RECORD EXTRACTS:
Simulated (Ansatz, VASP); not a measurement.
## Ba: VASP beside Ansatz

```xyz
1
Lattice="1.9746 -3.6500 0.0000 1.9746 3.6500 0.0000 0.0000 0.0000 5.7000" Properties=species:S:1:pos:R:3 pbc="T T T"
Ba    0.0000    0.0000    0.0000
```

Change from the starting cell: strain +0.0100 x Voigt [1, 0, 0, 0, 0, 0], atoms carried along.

ASSIGNMENT: All of the material above needs to be transcribed verbatim.

WRITTEN REPLY:
Simulated (Ansatz, VASP); not a measurement.
## Ba: VASP beside Ansatz

```xyz
1
Lattice="1.9746 -3.6500 0.0000 1.9746 3.6500 0.0000 0.0000 0.0000 5.7000" Properties=species:S:1:pos:R:3 pbc="T T T"
Ba    0.0000    0.0000    0.0000
```

Change from the starting cell: strain +0.0100 x Voigt [1, 0, 0, 0, 0, 0], atoms carried along.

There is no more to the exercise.